• [ACTION ITEM]: This exercise calls for the listing to be set down exactly.

• [ENTRIES SUPPLIED]:
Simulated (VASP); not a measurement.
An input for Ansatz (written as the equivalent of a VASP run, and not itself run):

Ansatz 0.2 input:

• [EXERCISE RESULT]:
Simulated (VASP); not a measurement.
An input for Ansatz (written as the equivalent of a VASP run, and not itself run):

Ansatz 0.2 input:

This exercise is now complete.